(RECORDS SHOWN)
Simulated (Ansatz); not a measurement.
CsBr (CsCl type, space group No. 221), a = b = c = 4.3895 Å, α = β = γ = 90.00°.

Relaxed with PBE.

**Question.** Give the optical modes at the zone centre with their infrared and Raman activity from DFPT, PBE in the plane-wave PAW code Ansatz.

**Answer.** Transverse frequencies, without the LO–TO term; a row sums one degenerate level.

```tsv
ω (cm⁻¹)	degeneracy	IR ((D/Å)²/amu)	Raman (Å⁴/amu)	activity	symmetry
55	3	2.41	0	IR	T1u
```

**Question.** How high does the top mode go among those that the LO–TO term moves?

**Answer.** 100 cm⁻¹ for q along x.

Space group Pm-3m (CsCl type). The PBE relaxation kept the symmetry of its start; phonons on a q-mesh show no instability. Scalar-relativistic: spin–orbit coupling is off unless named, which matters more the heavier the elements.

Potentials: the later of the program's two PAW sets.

(ASSIGNED TASK) A word-for-word copy of the lines above from the one with "LO–TO term moves?" through the one with "Space group Pm-3m", inclusive, is the only output wanted.

(EXERCISE RESPONSE)
**Question.** How high does the top mode go among those that the LO–TO term moves?

**Answer.** 100 cm⁻¹ for q along x.

Space group Pm-3m (CsCl type). The PBE relaxation kept the symmetry of its start; phonons on a q-mesh show no instability. Scalar-relativistic: spin–orbit coupling is off unless named, which matters more the heavier the elements.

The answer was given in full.